**Activity**
Give the entries again exactly, every one of them.

BEGIN

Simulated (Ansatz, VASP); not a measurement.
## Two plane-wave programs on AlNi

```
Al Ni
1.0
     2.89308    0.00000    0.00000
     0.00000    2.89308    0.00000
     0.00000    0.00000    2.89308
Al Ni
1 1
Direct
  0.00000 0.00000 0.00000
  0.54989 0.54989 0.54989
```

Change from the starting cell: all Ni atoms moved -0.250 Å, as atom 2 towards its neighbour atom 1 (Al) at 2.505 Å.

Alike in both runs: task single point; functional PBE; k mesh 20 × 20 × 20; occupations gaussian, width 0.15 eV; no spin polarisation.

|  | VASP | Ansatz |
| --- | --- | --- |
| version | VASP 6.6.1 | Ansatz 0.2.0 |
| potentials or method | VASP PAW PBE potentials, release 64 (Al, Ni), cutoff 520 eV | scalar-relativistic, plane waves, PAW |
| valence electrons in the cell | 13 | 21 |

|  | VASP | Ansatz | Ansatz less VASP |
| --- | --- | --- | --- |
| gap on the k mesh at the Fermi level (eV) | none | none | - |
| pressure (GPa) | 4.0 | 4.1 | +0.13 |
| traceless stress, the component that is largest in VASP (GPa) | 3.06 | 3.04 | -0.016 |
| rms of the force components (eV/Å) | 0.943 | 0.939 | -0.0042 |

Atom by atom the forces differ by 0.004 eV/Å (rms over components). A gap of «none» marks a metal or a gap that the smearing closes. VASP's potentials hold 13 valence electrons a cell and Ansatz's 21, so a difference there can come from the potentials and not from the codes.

END

**Answer section**
Simulated (Ansatz, VASP); not a measurement.
## Two plane-wave programs on AlNi

```
Al Ni
1.0
     2.89308    0.00000    0.00000
     0.00000    2.89308    0.00000
     0.00000    0.00000    2.89308
Al Ni
1 1
Direct
  0.00000 0.00000 0.00000
  0.54989 0.54989 0.54989
```

Change from the starting cell: all Ni atoms moved -0.250 Å, as atom 2 towards its neighbour atom 1 (Al) at 2.505 Å.

Alike in both runs: task single point; functional PBE; k mesh 20 × 20 × 20; occupations gaussian, width 0.15 eV; no spin polarisation.

|  | VASP | Ansatz |
| --- | --- | --- |
| version | VASP 6.6.1 | Ansatz 0.2.0 |
| potentials or method | VASP PAW PBE potentials, release 64 (Al, Ni), cutoff 520 eV | scalar-relativistic, plane waves, PAW |
| valence electrons in the cell | 13 | 21 |

|  | VASP | Ansatz | Ansatz less VASP |
| --- | --- | --- | --- |
| gap on the k mesh at the Fermi level (eV) | none | none | - |
| pressure (GPa) | 4.0 | 4.1 | +0.13 |
| traceless stress, the component that is largest in VASP (GPa) | 3.06 | 3.04 | -0.016 |
| rms of the force components (eV/Å) | 0.943 | 0.939 | -0.0042 |

Atom by atom the forces differ by 0.004 eV/Å (rms over components). A gap of «none» marks a metal or a gap that the smearing closes. VASP's potentials hold 13 valence electrons a cell and Ansatz's 21, so a difference there can come from the potentials and not from the codes.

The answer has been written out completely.